Source information
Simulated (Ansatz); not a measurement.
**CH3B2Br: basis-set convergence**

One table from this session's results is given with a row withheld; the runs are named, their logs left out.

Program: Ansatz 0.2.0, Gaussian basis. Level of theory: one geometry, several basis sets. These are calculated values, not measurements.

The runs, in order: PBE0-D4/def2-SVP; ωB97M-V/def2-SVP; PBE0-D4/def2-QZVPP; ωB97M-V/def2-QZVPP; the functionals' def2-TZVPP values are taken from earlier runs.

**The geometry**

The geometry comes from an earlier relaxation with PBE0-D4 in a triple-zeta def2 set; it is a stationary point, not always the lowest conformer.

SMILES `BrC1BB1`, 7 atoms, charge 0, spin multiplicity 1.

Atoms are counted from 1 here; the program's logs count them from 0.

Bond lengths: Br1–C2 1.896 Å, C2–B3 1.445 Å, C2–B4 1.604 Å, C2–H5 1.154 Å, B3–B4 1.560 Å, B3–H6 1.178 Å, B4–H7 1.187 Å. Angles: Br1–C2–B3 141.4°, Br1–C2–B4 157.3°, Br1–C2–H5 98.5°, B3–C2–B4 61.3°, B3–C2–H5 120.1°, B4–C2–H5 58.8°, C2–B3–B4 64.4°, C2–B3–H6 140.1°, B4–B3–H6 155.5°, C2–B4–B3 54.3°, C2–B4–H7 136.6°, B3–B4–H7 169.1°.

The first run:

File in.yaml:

Task item
Lines from the start of the records through the one containing "spin multiplicity 1." are what should be retyped, exactly and in full, both ends included.

Your solution
Simulated (Ansatz); not a measurement.
**CH3B2Br: basis-set convergence**

One table from this session's results is given with a row withheld; the runs are named, their logs left out.

Program: Ansatz 0.2.0, Gaussian basis. Level of theory: one geometry, several basis sets. These are calculated values, not measurements.

The runs, in order: PBE0-D4/def2-SVP; ωB97M-V/def2-SVP; PBE0-D4/def2-QZVPP; ωB97M-V/def2-QZVPP; the functionals' def2-TZVPP values are taken from earlier runs.

**The geometry**

The geometry comes from an earlier relaxation with PBE0-D4 in a triple-zeta def2 set; it is a stationary point, not always the lowest conformer.

SMILES `BrC1BB1`, 7 atoms, charge 0, spin multiplicity 1.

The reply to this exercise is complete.